■ Provided records:

* * * * * * *

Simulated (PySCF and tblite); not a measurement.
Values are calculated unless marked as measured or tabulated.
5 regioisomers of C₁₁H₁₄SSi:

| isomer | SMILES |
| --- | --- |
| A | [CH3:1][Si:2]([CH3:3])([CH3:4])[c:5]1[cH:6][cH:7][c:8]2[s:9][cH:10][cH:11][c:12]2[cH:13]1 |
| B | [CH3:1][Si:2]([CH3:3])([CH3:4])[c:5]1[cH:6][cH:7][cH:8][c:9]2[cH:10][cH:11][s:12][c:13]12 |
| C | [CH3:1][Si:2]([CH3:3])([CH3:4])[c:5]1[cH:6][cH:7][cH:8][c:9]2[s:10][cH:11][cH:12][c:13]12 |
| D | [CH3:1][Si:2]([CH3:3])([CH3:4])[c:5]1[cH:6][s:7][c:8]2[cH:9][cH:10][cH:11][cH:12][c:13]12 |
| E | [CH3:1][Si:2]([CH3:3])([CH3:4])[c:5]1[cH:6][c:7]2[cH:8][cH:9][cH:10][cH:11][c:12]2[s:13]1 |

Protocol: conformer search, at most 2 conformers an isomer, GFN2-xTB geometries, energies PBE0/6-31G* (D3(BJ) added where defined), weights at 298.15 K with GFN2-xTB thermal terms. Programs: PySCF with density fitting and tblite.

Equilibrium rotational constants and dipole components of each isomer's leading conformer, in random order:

* * * * * * *

■ Work instruction: Reproduce exactly, and with no other material, the lines between those holding "Values are calculated" and "Protocol: conformer search, at", inclusive.

■ Written answer:
Values are calculated unless marked as measured or tabulated.
5 regioisomers of C₁₁H₁₄SSi:

| isomer | SMILES |
| --- | --- |
| A | [CH3:1][Si:2]([CH3:3])([CH3:4])[c:5]1[cH:6][cH:7][c:8]2[s:9][cH:10][cH:11][c:12]2[cH:13]1 |
| B | [CH3:1][Si:2]([CH3:3])([CH3:4])[c:5]1[cH:6][cH:7][cH:8][c:9]2[cH:10][cH:11][s:12][c:13]12 |
| C | [CH3:1][Si:2]([CH3:3])([CH3:4])[c:5]1[cH:6][cH:7][cH:8][c:9]2[s:10][cH:11][cH:12][c:13]12 |
| D | [CH3:1][Si:2]([CH3:3])([CH3:4])[c:5]1[cH:6][s:7][c:8]2[cH:9][cH:10][cH:11][cH:12][c:13]12 |
| E | [CH3:1][Si:2]([CH3:3])([CH3:4])[c:5]1[cH:6][c:7]2[cH:8][cH:9][cH:10][cH:11][c:12]2[s:13]1 |

Protocol: conformer search, at most 2 conformers an isomer, GFN2-xTB geometries, energies PBE0/6-31G* (D3(BJ) added where defined), weights at 298.15 K with GFN2-xTB thermal terms. Programs: PySCF with density fitting and tblite.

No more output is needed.